☆ ☆ ☆ ☆
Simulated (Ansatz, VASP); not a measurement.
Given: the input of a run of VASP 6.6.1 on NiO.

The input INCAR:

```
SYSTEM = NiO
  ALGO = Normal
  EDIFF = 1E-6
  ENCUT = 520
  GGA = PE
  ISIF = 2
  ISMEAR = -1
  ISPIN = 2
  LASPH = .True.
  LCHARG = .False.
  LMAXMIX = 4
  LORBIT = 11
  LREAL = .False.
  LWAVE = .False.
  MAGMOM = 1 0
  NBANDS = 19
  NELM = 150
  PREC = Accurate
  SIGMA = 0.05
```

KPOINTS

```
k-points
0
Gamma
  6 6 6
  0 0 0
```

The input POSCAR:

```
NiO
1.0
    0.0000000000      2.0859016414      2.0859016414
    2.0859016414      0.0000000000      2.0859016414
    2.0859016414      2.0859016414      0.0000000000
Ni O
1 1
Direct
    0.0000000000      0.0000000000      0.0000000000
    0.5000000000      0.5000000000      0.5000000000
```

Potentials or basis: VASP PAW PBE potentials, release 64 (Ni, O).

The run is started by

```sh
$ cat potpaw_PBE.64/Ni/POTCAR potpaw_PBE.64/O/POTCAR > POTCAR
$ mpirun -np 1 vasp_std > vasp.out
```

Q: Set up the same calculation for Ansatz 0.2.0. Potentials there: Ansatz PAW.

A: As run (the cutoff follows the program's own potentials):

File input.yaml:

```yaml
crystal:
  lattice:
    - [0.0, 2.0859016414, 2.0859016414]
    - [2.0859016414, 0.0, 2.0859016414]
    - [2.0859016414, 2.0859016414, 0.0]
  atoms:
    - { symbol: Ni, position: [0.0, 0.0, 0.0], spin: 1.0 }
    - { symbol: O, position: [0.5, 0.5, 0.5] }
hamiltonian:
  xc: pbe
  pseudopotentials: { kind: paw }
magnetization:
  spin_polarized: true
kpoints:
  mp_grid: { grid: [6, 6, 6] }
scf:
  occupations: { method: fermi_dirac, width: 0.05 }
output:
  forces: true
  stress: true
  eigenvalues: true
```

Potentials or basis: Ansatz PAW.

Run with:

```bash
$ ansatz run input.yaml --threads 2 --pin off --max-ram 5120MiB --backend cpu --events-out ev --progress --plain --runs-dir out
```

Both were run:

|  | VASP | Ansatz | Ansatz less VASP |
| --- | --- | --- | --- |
☆ ☆ ☆ ☆

[Requirement]:
Repeat every line of the data word for word until you have repeated the line that contains "less VASP |", which is the last one to include.

[Written solution]:
Simulated (Ansatz, VASP); not a measurement.
Given: the input of a run of VASP 6.6.1 on NiO.

The input INCAR:

```
SYSTEM = NiO
  ALGO = Normal
  EDIFF = 1E-6
  ENCUT = 520
  GGA = PE
  ISIF = 2
  ISMEAR = -1
  ISPIN = 2
  LASPH = .True.
  LCHARG = .False.
  LMAXMIX = 4
  LORBIT = 11
  LREAL = .False.
  LWAVE = .False.
  MAGMOM = 1 0
  NBANDS = 19
  NELM = 150
  PREC = Accurate
  SIGMA = 0.05
```

KPOINTS

```
k-points
0
Gamma
  6 6 6
  0 0 0
```

The input POSCAR:

```
NiO
1.0
    0.0000000000      2.0859016414      2.0859016414
    2.0859016414      0.0000000000      2.0859016414
    2.0859016414      2.0859016414      0.0000000000
Ni O
1 1
Direct
    0.0000000000      0.0000000000      0.0000000000
    0.5000000000      0.5000000000      0.5000000000
```

Potentials or basis: VASP PAW PBE potentials, release 64 (Ni, O).

The run is started by

```sh
$ cat potpaw_PBE.64/Ni/POTCAR potpaw_PBE.64/O/POTCAR > POTCAR
$ mpirun -np 1 vasp_std > vasp.out
```

Q: Set up the same calculation for Ansatz 0.2.0. Potentials there: Ansatz PAW.

A: As run (the cutoff follows the program's own potentials):

File input.yaml:

```yaml
crystal:
  lattice:
    - [0.0, 2.0859016414, 2.0859016414]
    - [2.0859016414, 0.0, 2.0859016414]
    - [2.0859016414, 2.0859016414, 0.0]
  atoms:
    - { symbol: Ni, position: [0.0, 0.0, 0.0], spin: 1.0 }
    - { symbol: O, position: [0.5, 0.5, 0.5] }
hamiltonian:
  xc: pbe
  pseudopotentials: { kind: paw }
magnetization:
  spin_polarized: true
kpoints:
  mp_grid: { grid: [6, 6, 6] }
scf:
  occupations: { method: fermi_dirac, width: 0.05 }
output:
  forces: true
  stress: true
  eigenvalues: true
```

Potentials or basis: Ansatz PAW.

Run with:

```bash
$ ansatz run input.yaml --threads 2 --pin off --max-ram 5120MiB --backend cpu --events-out ev --progress --plain --runs-dir out
```

Both were run:

|  | VASP | Ansatz | Ansatz less VASP |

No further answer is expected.